- Requirement: The records appear below. Repeat them exactly.

- Data listing:
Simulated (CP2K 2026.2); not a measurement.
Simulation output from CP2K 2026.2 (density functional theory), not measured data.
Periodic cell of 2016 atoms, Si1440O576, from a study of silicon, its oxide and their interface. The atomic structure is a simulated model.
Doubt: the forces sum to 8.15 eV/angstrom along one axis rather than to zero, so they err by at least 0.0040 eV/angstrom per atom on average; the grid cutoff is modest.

- Task response:
Simulated (CP2K 2026.2); not a measurement.
Simulation output from CP2K 2026.2 (density functional theory), not measured data.
Periodic cell of 2016 atoms, Si1440O576, from a study of silicon, its oxide and their interface. The atomic structure is a simulated model.
Doubt: the forces sum to 8.15 eV/angstrom along one axis rather than to zero, so they err by at least 0.0040 eV/angstrom per atom on average; the grid cutoff is modest.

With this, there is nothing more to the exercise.